DATASET ENTRIES:
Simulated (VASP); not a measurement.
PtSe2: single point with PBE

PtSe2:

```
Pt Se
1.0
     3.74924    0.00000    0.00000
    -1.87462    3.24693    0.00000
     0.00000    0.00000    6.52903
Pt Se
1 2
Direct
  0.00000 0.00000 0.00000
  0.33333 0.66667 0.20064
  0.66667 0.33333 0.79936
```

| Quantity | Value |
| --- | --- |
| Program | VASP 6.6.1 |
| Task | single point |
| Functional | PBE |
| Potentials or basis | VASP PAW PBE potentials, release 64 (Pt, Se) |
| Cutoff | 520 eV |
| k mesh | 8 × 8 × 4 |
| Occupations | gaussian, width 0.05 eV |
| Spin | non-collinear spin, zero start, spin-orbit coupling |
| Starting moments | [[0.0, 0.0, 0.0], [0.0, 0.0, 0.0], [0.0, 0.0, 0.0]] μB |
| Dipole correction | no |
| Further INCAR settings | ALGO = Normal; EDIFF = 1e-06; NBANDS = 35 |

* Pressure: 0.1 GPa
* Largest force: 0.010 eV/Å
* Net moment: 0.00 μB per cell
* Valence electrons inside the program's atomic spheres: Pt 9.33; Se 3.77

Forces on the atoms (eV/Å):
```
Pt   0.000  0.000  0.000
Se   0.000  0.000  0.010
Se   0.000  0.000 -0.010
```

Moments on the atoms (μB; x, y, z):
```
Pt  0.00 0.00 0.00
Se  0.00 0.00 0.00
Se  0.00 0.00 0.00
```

REQUIREMENT: The lines above, from the start of the records through the one containing "mesh | 8 × 8 × 4 |", are to be printed exactly, and nothing else is to be included.

TASK OUTPUT:
Simulated (VASP); not a measurement.
PtSe2: single point with PBE

PtSe2:

```
Pt Se
1.0
     3.74924    0.00000    0.00000
    -1.87462    3.24693    0.00000
     0.00000    0.00000    6.52903
Pt Se
1 2
Direct
  0.00000 0.00000 0.00000
  0.33333 0.66667 0.20064
  0.66667 0.33333 0.79936
```

| Quantity | Value |
| --- | --- |
| Program | VASP 6.6.1 |
| Task | single point |
| Functional | PBE |
| Potentials or basis | VASP PAW PBE potentials, release 64 (Pt, Se) |
| Cutoff | 520 eV |
| k mesh | 8 × 8 × 4 |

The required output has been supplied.